>>>>
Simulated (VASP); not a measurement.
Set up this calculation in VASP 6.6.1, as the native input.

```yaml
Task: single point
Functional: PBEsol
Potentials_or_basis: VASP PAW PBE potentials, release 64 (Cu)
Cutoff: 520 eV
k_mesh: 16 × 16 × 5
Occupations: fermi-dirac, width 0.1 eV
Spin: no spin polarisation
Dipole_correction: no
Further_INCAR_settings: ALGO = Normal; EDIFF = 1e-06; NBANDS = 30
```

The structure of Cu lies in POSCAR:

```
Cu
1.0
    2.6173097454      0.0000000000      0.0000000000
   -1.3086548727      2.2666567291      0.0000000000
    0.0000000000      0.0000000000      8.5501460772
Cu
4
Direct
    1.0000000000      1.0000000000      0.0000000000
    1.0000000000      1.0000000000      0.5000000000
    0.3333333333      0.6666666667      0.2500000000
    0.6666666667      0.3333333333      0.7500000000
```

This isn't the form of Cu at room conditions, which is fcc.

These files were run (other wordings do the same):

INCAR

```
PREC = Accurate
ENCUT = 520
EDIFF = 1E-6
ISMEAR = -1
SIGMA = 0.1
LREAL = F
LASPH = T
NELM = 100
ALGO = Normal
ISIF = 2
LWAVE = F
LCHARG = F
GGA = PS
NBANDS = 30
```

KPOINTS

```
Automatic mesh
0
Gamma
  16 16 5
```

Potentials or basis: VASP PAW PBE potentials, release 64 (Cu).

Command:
<<<<

## Brief
Repeat each line of the data exactly, missing none.

## Exercise output
Simulated (VASP); not a measurement.
Set up this calculation in VASP 6.6.1, as the native input.

```yaml
Task: single point
Functional: PBEsol
Potentials_or_basis: VASP PAW PBE potentials, release 64 (Cu)
Cutoff: 520 eV
k_mesh: 16 × 16 × 5
Occupations: fermi-dirac, width 0.1 eV
Spin: no spin polarisation
Dipole_correction: no
Further_INCAR_settings: ALGO = Normal; EDIFF = 1e-06; NBANDS = 30
```

The structure of Cu lies in POSCAR:

```
Cu
1.0
    2.6173097454      0.0000000000      0.0000000000
   -1.3086548727      2.2666567291      0.0000000000
    0.0000000000      0.0000000000      8.5501460772
Cu
4
Direct
    1.0000000000      1.0000000000      0.0000000000
    1.0000000000      1.0000000000      0.5000000000
    0.3333333333      0.6666666667      0.2500000000
    0.6666666667      0.3333333333      0.7500000000
```

This isn't the form of Cu at room conditions, which is fcc.

These files were run (other wordings do the same):

INCAR

```
PREC = Accurate
ENCUT = 520
EDIFF = 1E-6
ISMEAR = -1
SIGMA = 0.1
LREAL = F
LASPH = T
NELM = 100
ALGO = Normal
ISIF = 2
LWAVE = F
LCHARG = F
GGA = PS
NBANDS = 30
```

KPOINTS

```
Automatic mesh
0
Gamma
  16 16 5
```

Potentials or basis: VASP PAW PBE potentials, release 64 (Cu).

Command:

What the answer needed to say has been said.